▶ Supplied records:
⟨

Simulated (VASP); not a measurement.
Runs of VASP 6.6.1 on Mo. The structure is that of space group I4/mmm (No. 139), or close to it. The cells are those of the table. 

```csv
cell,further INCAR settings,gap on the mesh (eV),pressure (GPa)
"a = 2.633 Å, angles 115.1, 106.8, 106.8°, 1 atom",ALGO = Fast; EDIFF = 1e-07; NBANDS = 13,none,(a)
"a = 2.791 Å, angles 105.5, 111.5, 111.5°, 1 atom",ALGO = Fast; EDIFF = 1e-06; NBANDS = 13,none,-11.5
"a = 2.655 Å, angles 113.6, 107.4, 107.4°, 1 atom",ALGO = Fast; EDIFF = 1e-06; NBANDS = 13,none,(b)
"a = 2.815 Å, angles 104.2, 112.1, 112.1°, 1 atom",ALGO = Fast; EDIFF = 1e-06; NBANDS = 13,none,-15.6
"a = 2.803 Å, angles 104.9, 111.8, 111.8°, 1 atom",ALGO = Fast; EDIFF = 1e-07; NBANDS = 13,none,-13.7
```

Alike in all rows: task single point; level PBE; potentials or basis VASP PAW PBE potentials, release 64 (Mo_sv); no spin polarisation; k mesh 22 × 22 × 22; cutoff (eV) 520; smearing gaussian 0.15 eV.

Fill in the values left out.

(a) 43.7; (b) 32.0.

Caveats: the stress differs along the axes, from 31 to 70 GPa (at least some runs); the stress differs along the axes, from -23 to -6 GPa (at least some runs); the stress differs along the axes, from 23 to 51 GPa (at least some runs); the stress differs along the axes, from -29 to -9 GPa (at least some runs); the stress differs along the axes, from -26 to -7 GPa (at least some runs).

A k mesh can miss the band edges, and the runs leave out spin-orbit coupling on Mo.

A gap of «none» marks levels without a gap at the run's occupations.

⟩

▶ Activity:
Only the lines from the beginning of the entries through the line bearing "A k mesh can" should be returned, each exactly as written.

▶ Expected answer:
Simulated (VASP); not a measurement.
Runs of VASP 6.6.1 on Mo. The structure is that of space group I4/mmm (No. 139), or close to it. The cells are those of the table. 

```csv
cell,further INCAR settings,gap on the mesh (eV),pressure (GPa)
"a = 2.633 Å, angles 115.1, 106.8, 106.8°, 1 atom",ALGO = Fast; EDIFF = 1e-07; NBANDS = 13,none,(a)
"a = 2.791 Å, angles 105.5, 111.5, 111.5°, 1 atom",ALGO = Fast; EDIFF = 1e-06; NBANDS = 13,none,-11.5
"a = 2.655 Å, angles 113.6, 107.4, 107.4°, 1 atom",ALGO = Fast; EDIFF = 1e-06; NBANDS = 13,none,(b)
"a = 2.815 Å, angles 104.2, 112.1, 112.1°, 1 atom",ALGO = Fast; EDIFF = 1e-06; NBANDS = 13,none,-15.6
"a = 2.803 Å, angles 104.9, 111.8, 111.8°, 1 atom",ALGO = Fast; EDIFF = 1e-07; NBANDS = 13,none,-13.7
```

Alike in all rows: task single point; level PBE; potentials or basis VASP PAW PBE potentials, release 64 (Mo_sv); no spin polarisation; k mesh 22 × 22 × 22; cutoff (eV) 520; smearing gaussian 0.15 eV.

Fill in the values left out.

(a) 43.7; (b) 32.0.

Caveats: the stress differs along the axes, from 31 to 70 GPa (at least some runs); the stress differs along the axes, from -23 to -6 GPa (at least some runs); the stress differs along the axes, from 23 to 51 GPa (at least some runs); the stress differs along the axes, from -29 to -9 GPa (at least some runs); the stress differs along the axes, from -26 to -7 GPa (at least some runs).

A k mesh can miss the band edges, and the runs leave out spin-orbit coupling on Mo.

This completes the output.